#### PROVIDED MATERIAL
>>>>
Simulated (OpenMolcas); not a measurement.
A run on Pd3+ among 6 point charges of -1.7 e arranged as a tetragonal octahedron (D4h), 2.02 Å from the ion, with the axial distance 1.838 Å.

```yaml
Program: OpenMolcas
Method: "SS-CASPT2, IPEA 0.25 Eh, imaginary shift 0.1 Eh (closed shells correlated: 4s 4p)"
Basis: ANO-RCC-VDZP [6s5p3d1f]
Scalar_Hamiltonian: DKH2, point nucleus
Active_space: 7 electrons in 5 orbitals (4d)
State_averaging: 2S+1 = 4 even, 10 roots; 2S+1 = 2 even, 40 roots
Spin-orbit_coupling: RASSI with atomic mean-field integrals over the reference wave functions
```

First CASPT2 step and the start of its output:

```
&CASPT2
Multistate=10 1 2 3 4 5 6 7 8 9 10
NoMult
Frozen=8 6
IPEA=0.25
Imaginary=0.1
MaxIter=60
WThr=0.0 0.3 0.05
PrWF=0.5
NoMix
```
<<<<

#### ASSIGNED TASK
One exact transcript of the whole listing is the expected answer.

#### WRITTEN ANSWER
Simulated (OpenMolcas); not a measurement.
A run on Pd3+ among 6 point charges of -1.7 e arranged as a tetragonal octahedron (D4h), 2.02 Å from the ion, with the axial distance 1.838 Å.

```yaml
Program: OpenMolcas
Method: "SS-CASPT2, IPEA 0.25 Eh, imaginary shift 0.1 Eh (closed shells correlated: 4s 4p)"
Basis: ANO-RCC-VDZP [6s5p3d1f]
Scalar_Hamiltonian: DKH2, point nucleus
Active_space: 7 electrons in 5 orbitals (4d)
State_averaging: 2S+1 = 4 even, 10 roots; 2S+1 = 2 even, 40 roots
Spin-orbit_coupling: RASSI with atomic mean-field integrals over the reference wave functions
```

First CASPT2 step and the start of its output:

```
&CASPT2
Multistate=10 1 2 3 4 5 6 7 8 9 10
NoMult
Frozen=8 6
IPEA=0.25
Imaginary=0.1
MaxIter=60
WThr=0.0 0.3 0.05
PrWF=0.5
NoMix
```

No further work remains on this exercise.